**Given records**
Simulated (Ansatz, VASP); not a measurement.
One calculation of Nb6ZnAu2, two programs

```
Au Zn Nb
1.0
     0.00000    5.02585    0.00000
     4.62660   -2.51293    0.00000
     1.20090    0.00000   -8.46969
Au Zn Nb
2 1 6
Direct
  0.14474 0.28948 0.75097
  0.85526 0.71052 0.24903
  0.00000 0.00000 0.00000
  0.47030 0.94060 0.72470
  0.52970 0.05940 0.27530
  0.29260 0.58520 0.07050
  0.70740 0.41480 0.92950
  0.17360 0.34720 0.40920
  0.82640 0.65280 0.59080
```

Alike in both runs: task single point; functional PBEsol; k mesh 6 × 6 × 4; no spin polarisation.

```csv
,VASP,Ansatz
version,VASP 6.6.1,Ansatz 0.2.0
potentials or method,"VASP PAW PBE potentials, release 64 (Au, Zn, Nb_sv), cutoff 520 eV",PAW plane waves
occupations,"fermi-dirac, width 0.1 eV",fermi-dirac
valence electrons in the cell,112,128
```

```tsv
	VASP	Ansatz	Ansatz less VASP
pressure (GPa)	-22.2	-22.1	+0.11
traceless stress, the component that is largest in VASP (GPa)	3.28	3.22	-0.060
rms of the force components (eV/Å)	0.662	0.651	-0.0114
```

**Work order**
Reproduce every line above. Keep it exact.

**Task response**
Simulated (Ansatz, VASP); not a measurement.
One calculation of Nb6ZnAu2, two programs

```
Au Zn Nb
1.0
     0.00000    5.02585    0.00000
     4.62660   -2.51293    0.00000
     1.20090    0.00000   -8.46969
Au Zn Nb
2 1 6
Direct
  0.14474 0.28948 0.75097
  0.85526 0.71052 0.24903
  0.00000 0.00000 0.00000
  0.47030 0.94060 0.72470
  0.52970 0.05940 0.27530
  0.29260 0.58520 0.07050
  0.70740 0.41480 0.92950
  0.17360 0.34720 0.40920
  0.82640 0.65280 0.59080
```

Alike in both runs: task single point; functional PBEsol; k mesh 6 × 6 × 4; no spin polarisation.

```csv
,VASP,Ansatz
version,VASP 6.6.1,Ansatz 0.2.0
potentials or method,"VASP PAW PBE potentials, release 64 (Au, Zn, Nb_sv), cutoff 520 eV",PAW plane waves
occupations,"fermi-dirac, width 0.1 eV",fermi-dirac
valence electrons in the cell,112,128
```

```tsv
	VASP	Ansatz	Ansatz less VASP
pressure (GPa)	-22.2	-22.1	+0.11
traceless stress, the component that is largest in VASP (GPa)	3.28	3.22	-0.060
rms of the force components (eV/Å)	0.662	0.651	-0.0114
```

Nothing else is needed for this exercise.